- Brief -
This task calls for printing every entry exactly.

- Extracted entries -
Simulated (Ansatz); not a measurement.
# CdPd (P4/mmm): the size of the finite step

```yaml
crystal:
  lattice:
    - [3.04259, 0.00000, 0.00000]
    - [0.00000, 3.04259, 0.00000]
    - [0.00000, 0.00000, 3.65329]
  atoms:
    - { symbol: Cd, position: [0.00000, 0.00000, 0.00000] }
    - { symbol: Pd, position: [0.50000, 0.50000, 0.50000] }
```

- Task response -
Simulated (Ansatz); not a measurement.
# CdPd (P4/mmm): the size of the finite step

```yaml
crystal:
  lattice:
    - [3.04259, 0.00000, 0.00000]
    - [0.00000, 3.04259, 0.00000]
    - [0.00000, 0.00000, 3.65329]
  atoms:
    - { symbol: Cd, position: [0.00000, 0.00000, 0.00000] }
    - { symbol: Pd, position: [0.50000, 0.50000, 0.50000] }
```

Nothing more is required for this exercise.